EXERCISE: Restate the full listing precisely as written.

::::::::::

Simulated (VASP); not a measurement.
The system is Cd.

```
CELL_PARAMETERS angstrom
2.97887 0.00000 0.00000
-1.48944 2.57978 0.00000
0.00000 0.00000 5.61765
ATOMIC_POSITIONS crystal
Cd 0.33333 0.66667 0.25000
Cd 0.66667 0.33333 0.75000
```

::::::::::

ANSWER AREA:
Simulated (VASP); not a measurement.
The system is Cd.

```
CELL_PARAMETERS angstrom
2.97887 0.00000 0.00000
-1.48944 2.57978 0.00000
0.00000 0.00000 5.61765
ATOMIC_POSITIONS crystal
Cd 0.33333 0.66667 0.25000
Cd 0.66667 0.33333 0.75000
```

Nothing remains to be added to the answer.